**Brief:**
Your job with the data below: print everything from the line that holds "C1, N4 | 3 | ? |" down to the line that holds "H9 | 4 | 1.6 |", ends included, exactly, and nothing else.

**Data section:**
________________

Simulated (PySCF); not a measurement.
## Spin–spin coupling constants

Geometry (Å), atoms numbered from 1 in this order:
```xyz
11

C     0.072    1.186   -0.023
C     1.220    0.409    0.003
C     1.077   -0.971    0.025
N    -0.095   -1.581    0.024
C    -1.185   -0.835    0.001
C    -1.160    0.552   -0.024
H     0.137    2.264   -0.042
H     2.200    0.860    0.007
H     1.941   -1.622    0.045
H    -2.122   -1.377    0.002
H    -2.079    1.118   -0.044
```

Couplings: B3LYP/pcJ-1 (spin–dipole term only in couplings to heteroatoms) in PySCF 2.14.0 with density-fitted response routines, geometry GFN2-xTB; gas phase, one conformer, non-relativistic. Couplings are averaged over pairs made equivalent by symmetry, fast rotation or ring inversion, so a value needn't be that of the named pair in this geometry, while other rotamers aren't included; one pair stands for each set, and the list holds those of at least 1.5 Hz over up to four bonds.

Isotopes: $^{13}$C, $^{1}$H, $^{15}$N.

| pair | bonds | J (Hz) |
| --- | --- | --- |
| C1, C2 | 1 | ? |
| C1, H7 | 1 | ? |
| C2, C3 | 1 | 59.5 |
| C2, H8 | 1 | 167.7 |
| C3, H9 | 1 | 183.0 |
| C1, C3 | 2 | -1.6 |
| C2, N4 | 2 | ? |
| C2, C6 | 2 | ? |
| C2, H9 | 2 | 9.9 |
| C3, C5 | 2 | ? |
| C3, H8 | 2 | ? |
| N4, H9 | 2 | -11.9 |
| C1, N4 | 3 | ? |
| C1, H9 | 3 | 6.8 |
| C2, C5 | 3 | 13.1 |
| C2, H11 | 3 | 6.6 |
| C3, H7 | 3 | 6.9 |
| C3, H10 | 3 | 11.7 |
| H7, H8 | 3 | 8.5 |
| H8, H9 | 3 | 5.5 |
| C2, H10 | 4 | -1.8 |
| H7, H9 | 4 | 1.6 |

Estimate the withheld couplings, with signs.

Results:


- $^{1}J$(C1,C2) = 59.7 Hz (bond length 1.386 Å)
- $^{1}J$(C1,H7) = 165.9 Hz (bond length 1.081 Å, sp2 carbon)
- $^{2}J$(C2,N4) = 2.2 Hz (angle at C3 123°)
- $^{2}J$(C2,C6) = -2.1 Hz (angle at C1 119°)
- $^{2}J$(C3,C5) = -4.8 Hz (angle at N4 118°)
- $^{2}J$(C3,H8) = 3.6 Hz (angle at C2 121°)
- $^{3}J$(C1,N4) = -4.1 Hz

________________

**Your response:**
| C1, N4 | 3 | ? |
| C1, H9 | 3 | 6.8 |
| C2, C5 | 3 | 13.1 |
| C2, H11 | 3 | 6.6 |
| C3, H7 | 3 | 6.9 |
| C3, H10 | 3 | 11.7 |
| H7, H8 | 3 | 8.5 |
| H8, H9 | 3 | 5.5 |
| C2, H10 | 4 | -1.8 |
| H7, H9 | 4 | 1.6 |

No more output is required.